> _Activity_
Copy out the data below verbatim.

-- Opening Marker --
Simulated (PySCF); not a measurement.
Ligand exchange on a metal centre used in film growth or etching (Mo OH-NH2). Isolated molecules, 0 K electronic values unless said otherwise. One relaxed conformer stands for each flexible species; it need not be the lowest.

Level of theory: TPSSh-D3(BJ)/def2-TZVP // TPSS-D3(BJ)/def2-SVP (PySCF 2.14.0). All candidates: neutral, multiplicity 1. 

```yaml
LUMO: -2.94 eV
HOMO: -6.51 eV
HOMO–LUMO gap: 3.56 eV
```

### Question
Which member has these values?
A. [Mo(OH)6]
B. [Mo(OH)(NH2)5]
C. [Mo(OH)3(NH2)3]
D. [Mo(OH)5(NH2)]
-- Closing Marker --

> _Answer area_
Simulated (PySCF); not a measurement.
Ligand exchange on a metal centre used in film growth or etching (Mo OH-NH2). Isolated molecules, 0 K electronic values unless said otherwise. One relaxed conformer stands for each flexible species; it need not be the lowest.

Level of theory: TPSSh-D3(BJ)/def2-TZVP // TPSS-D3(BJ)/def2-SVP (PySCF 2.14.0). All candidates: neutral, multiplicity 1. 

```yaml
LUMO: -2.94 eV
HOMO: -6.51 eV
HOMO–LUMO gap: 3.56 eV
```

### Question
Which member has these values?
A. [Mo(OH)6]
B. [Mo(OH)(NH2)5]
C. [Mo(OH)3(NH2)3]
D. [Mo(OH)5(NH2)]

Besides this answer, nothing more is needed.